Work order
Stop after the line with "Starting geometry of"; until then, please copy every line of the records word for word from the first.

Records provided
※

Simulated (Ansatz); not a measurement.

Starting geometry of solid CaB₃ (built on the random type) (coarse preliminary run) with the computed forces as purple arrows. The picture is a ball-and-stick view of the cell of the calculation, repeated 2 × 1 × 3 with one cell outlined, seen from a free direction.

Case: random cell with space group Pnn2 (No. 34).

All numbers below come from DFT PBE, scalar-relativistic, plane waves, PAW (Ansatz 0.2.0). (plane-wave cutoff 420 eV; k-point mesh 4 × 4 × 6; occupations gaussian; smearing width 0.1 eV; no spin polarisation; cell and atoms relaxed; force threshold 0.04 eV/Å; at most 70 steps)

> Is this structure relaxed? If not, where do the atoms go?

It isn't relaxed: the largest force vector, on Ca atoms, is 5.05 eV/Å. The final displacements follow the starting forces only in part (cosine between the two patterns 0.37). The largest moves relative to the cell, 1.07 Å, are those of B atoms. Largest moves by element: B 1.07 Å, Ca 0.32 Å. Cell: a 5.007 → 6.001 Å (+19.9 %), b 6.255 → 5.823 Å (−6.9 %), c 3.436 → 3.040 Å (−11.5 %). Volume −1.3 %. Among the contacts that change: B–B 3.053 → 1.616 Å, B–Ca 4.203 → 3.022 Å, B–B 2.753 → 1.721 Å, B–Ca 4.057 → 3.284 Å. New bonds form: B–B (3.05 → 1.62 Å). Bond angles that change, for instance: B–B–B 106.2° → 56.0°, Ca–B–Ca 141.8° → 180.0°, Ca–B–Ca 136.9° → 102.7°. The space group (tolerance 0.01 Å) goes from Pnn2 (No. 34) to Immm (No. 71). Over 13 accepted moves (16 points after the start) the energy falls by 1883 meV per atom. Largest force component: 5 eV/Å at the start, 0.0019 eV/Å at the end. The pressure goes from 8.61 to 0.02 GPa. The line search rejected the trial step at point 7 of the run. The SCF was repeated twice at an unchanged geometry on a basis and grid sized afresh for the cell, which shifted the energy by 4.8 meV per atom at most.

※

Reply
Simulated (Ansatz); not a measurement.

Starting geometry of solid CaB₃ (built on the random type) (coarse preliminary run) with the computed forces as purple arrows. The picture is a ball-and-stick view of the cell of the calculation, repeated 2 × 1 × 3 with one cell outlined, seen from a free direction.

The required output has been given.